Information provided section start

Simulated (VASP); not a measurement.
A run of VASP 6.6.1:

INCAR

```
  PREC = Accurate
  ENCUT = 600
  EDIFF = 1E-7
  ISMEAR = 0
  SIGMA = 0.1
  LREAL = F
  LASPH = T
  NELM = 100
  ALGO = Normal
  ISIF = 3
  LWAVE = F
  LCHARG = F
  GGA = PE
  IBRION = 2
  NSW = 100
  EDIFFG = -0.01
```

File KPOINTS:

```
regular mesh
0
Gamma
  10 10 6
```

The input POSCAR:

Information provided section end

> [Work item]:
Retype all the data verbatim.

> [Task result]:
Simulated (VASP); not a measurement.
A run of VASP 6.6.1:

INCAR

```
  PREC = Accurate
  ENCUT = 600
  EDIFF = 1E-7
  ISMEAR = 0
  SIGMA = 0.1
  LREAL = F
  LASPH = T
  NELM = 100
  ALGO = Normal
  ISIF = 3
  LWAVE = F
  LCHARG = F
  GGA = PE
  IBRION = 2
  NSW = 100
  EDIFFG = -0.01
```

File KPOINTS:

```
regular mesh
0
Gamma
  10 10 6
```

The input POSCAR:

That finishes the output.